WORK TASK:
All the data must be output exactly as given.

=== Begin Enclosure ===

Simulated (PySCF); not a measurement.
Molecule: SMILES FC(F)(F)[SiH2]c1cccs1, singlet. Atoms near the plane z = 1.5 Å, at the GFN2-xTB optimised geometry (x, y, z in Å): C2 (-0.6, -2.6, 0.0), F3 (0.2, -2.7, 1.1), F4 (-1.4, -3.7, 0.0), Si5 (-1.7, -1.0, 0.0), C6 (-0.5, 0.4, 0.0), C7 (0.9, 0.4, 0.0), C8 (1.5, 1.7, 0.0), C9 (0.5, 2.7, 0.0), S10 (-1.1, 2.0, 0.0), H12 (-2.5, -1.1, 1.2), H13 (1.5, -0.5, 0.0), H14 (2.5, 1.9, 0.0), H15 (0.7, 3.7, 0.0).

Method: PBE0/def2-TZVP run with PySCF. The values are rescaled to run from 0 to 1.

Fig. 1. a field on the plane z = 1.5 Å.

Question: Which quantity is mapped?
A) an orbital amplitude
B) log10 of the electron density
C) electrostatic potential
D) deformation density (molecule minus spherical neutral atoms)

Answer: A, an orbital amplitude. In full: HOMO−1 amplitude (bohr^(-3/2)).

=== End Enclosure ===

RESULT:
Simulated (PySCF); not a measurement.
Molecule: SMILES FC(F)(F)[SiH2]c1cccs1, singlet. Atoms near the plane z = 1.5 Å, at the GFN2-xTB optimised geometry (x, y, z in Å): C2 (-0.6, -2.6, 0.0), F3 (0.2, -2.7, 1.1), F4 (-1.4, -3.7, 0.0), Si5 (-1.7, -1.0, 0.0), C6 (-0.5, 0.4, 0.0), C7 (0.9, 0.4, 0.0), C8 (1.5, 1.7, 0.0), C9 (0.5, 2.7, 0.0), S10 (-1.1, 2.0, 0.0), H12 (-2.5, -1.1, 1.2), H13 (1.5, -0.5, 0.0), H14 (2.5, 1.9, 0.0), H15 (0.7, 3.7, 0.0).

Method: PBE0/def2-TZVP run with PySCF. The values are rescaled to run from 0 to 1.

Fig. 1. a field on the plane z = 1.5 Å.

Question: Which quantity is mapped?
A) an orbital amplitude
B) log10 of the electron density
C) electrostatic potential
D) deformation density (molecule minus spherical neutral atoms)

Answer: A, an orbital amplitude. In full: HOMO−1 amplitude (bohr^(-3/2)).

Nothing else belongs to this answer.